**Information supplied:**
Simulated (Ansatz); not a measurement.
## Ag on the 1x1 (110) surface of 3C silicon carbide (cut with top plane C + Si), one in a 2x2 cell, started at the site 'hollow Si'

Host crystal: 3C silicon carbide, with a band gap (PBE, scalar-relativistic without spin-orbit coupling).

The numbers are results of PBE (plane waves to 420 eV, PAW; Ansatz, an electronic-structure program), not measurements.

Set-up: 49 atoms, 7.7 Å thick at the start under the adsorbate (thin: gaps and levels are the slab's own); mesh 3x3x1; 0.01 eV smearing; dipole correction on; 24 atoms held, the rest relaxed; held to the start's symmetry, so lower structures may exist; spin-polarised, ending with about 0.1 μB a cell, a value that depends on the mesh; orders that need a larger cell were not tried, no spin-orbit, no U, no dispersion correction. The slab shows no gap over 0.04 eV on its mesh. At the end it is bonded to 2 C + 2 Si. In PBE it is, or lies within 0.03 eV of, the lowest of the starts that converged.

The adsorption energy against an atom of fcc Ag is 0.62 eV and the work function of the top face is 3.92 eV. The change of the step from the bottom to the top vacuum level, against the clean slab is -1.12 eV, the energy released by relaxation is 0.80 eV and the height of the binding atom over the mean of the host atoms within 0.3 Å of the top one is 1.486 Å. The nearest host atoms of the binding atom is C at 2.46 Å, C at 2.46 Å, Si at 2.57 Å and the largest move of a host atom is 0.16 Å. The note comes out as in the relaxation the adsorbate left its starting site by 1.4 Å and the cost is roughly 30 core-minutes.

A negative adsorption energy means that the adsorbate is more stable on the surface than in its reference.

**Exercise:** Print the material above verbatim, first line through the line containing "The adsorption energy", both included.

**Response area:**
Simulated (Ansatz); not a measurement.
## Ag on the 1x1 (110) surface of 3C silicon carbide (cut with top plane C + Si), one in a 2x2 cell, started at the site 'hollow Si'

Host crystal: 3C silicon carbide, with a band gap (PBE, scalar-relativistic without spin-orbit coupling).

The numbers are results of PBE (plane waves to 420 eV, PAW; Ansatz, an electronic-structure program), not measurements.

Set-up: 49 atoms, 7.7 Å thick at the start under the adsorbate (thin: gaps and levels are the slab's own); mesh 3x3x1; 0.01 eV smearing; dipole correction on; 24 atoms held, the rest relaxed; held to the start's symmetry, so lower structures may exist; spin-polarised, ending with about 0.1 μB a cell, a value that depends on the mesh; orders that need a larger cell were not tried, no spin-orbit, no U, no dispersion correction. The slab shows no gap over 0.04 eV on its mesh. At the end it is bonded to 2 C + 2 Si. In PBE it is, or lies within 0.03 eV of, the lowest of the starts that converged.

The adsorption energy against an atom of fcc Ag is 0.62 eV and the work function of the top face is 3.92 eV. The change of the step from the bottom to the top vacuum level, against the clean slab is -1.12 eV, the energy released by relaxation is 0.80 eV and the height of the binding atom over the mean of the host atoms within 0.3 Å of the top one is 1.486 Å. The nearest host atoms of the binding atom is C at 2.46 Å, C at 2.46 Å, Si at 2.57 Å and the largest move of a host atom is 0.16 Å. The note comes out as in the relaxation the adsorbate left its starting site by 1.4 Å and the cost is roughly 30 core-minutes.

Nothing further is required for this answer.